Data for analysis:
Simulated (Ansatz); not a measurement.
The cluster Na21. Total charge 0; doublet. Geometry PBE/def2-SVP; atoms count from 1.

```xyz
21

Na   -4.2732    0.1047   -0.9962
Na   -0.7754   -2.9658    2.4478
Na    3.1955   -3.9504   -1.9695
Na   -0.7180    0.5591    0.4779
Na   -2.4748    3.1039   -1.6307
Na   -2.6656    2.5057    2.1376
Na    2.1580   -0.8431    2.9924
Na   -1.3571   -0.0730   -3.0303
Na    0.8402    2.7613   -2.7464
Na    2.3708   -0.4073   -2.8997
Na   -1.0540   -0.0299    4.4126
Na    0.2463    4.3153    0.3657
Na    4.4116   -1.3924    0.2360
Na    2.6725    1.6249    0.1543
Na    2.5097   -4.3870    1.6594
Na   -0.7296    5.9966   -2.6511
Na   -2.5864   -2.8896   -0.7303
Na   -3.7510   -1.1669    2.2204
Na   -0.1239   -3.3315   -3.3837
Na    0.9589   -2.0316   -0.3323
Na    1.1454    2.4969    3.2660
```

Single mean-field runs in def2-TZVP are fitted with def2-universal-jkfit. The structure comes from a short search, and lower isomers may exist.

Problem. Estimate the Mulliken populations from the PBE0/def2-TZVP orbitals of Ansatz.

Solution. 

Assigned task: All the entries above need to be reproduced exactly.

Written response:
Simulated (Ansatz); not a measurement.
The cluster Na21. Total charge 0; doublet. Geometry PBE/def2-SVP; atoms count from 1.

```xyz
21

Na   -4.2732    0.1047   -0.9962
Na   -0.7754   -2.9658    2.4478
Na    3.1955   -3.9504   -1.9695
Na   -0.7180    0.5591    0.4779
Na   -2.4748    3.1039   -1.6307
Na   -2.6656    2.5057    2.1376
Na    2.1580   -0.8431    2.9924
Na   -1.3571   -0.0730   -3.0303
Na    0.8402    2.7613   -2.7464
Na    2.3708   -0.4073   -2.8997
Na   -1.0540   -0.0299    4.4126
Na    0.2463    4.3153    0.3657
Na    4.4116   -1.3924    0.2360
Na    2.6725    1.6249    0.1543
Na    2.5097   -4.3870    1.6594
Na   -0.7296    5.9966   -2.6511
Na   -2.5864   -2.8896   -0.7303
Na   -3.7510   -1.1669    2.2204
Na   -0.1239   -3.3315   -3.3837
Na    0.9589   -2.0316   -0.3323
Na    1.1454    2.4969    3.2660
```

Single mean-field runs in def2-TZVP are fitted with def2-universal-jkfit. The structure comes from a short search, and lower isomers may exist.

Problem. Estimate the Mulliken populations from the PBE0/def2-TZVP orbitals of Ansatz.

Solution. 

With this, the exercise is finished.